» **Action item**
The required output is the exact run of lines below that opens at the line with "(B) SF6 from 0.89 to 4 mol" and closes at the line with "(D) temperature from 1023.15 K to 600 K".

++++++++++
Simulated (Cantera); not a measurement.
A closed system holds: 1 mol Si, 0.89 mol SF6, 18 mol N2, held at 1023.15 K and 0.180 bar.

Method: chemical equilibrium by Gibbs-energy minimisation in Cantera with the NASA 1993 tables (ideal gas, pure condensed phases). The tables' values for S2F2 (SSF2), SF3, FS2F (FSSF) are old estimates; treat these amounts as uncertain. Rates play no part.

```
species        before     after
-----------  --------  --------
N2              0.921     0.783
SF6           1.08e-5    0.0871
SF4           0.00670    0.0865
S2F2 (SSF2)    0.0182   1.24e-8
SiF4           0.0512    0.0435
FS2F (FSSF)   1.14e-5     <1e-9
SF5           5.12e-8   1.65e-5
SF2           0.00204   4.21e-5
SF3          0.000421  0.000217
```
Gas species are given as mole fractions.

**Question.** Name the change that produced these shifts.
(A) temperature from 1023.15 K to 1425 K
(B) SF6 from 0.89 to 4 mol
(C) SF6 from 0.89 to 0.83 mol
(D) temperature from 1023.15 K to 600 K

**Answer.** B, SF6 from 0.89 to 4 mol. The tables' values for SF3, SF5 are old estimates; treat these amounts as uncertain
++++++++++

» **Task solution**
(B) SF6 from 0.89 to 4 mol
(C) SF6 from 0.89 to 0.83 mol
(D) temperature from 1023.15 K to 600 K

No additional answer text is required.